BRIEF: Output must match the data below exactly from its first line through the line that contains "B3LYP-D3(BJ)/def2-TZVP geometries, fixed;", with no other line.

-- PROVIDED INFORMATION follows --

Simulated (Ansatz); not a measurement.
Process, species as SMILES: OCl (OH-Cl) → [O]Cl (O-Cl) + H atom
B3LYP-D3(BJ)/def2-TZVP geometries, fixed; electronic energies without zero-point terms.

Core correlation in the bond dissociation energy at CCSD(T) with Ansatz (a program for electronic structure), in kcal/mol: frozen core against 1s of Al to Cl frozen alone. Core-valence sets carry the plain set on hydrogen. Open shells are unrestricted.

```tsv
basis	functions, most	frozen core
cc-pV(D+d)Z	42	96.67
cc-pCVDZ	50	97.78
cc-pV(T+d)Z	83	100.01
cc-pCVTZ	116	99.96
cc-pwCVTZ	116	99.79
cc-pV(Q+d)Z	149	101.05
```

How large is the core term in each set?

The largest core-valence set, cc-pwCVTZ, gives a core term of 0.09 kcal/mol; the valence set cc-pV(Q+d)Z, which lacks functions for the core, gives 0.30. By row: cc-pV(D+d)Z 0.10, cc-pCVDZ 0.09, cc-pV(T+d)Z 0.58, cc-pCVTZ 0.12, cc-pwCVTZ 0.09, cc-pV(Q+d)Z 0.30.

-- PROVIDED INFORMATION concluded --

RESULT:
Simulated (Ansatz); not a measurement.
Process, species as SMILES: OCl (OH-Cl) → [O]Cl (O-Cl) + H atom
B3LYP-D3(BJ)/def2-TZVP geometries, fixed; electronic energies without zero-point terms.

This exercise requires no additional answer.